**Action item:** Please output the section of the listing below that opens with the line containing "Q: Give a PBE0-D3(BJ)/def2-SVP" and closes with the line containing "Point group: Cs", exactly and with nothing else.

**Data provided:**
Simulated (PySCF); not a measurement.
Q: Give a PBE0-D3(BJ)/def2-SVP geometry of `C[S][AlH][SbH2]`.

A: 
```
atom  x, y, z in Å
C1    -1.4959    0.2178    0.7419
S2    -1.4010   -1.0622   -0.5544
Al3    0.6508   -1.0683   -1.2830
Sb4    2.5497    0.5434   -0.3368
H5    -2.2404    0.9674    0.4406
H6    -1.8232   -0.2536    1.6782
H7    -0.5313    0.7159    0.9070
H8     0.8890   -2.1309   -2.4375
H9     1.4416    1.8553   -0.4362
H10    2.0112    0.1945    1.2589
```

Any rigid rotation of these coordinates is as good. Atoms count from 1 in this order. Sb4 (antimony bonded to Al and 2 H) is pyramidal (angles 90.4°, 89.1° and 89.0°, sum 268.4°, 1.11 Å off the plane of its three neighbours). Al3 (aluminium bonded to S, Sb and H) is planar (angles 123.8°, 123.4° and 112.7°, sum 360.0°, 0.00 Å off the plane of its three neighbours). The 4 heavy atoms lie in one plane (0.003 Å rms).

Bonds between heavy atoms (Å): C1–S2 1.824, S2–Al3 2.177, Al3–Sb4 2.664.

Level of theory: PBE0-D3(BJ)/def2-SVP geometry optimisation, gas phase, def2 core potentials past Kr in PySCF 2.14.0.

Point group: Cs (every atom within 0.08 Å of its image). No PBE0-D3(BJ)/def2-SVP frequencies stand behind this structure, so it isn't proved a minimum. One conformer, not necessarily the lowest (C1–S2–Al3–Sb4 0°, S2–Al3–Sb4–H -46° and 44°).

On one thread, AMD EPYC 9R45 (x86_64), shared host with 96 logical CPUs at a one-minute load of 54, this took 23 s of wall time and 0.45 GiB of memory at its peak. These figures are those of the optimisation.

**Answer area:**
Q: Give a PBE0-D3(BJ)/def2-SVP geometry of `C[S][AlH][SbH2]`.

A: 
```
atom  x, y, z in Å
C1    -1.4959    0.2178    0.7419
S2    -1.4010   -1.0622   -0.5544
Al3    0.6508   -1.0683   -1.2830
Sb4    2.5497    0.5434   -0.3368
H5    -2.2404    0.9674    0.4406
H6    -1.8232   -0.2536    1.6782
H7    -0.5313    0.7159    0.9070
H8     0.8890   -2.1309   -2.4375
H9     1.4416    1.8553   -0.4362
H10    2.0112    0.1945    1.2589
```

Any rigid rotation of these coordinates is as good. Atoms count from 1 in this order. Sb4 (antimony bonded to Al and 2 H) is pyramidal (angles 90.4°, 89.1° and 89.0°, sum 268.4°, 1.11 Å off the plane of its three neighbours). Al3 (aluminium bonded to S, Sb and H) is planar (angles 123.8°, 123.4° and 112.7°, sum 360.0°, 0.00 Å off the plane of its three neighbours). The 4 heavy atoms lie in one plane (0.003 Å rms).

Bonds between heavy atoms (Å): C1–S2 1.824, S2–Al3 2.177, Al3–Sb4 2.664.

Level of theory: PBE0-D3(BJ)/def2-SVP geometry optimisation, gas phase, def2 core potentials past Kr in PySCF 2.14.0.

Point group: Cs (every atom within 0.08 Å of its image). No PBE0-D3(BJ)/def2-SVP frequencies stand behind this structure, so it isn't proved a minimum. One conformer, not necessarily the lowest (C1–S2–Al3–Sb4 0°, S2–Al3–Sb4–H -46° and 44°).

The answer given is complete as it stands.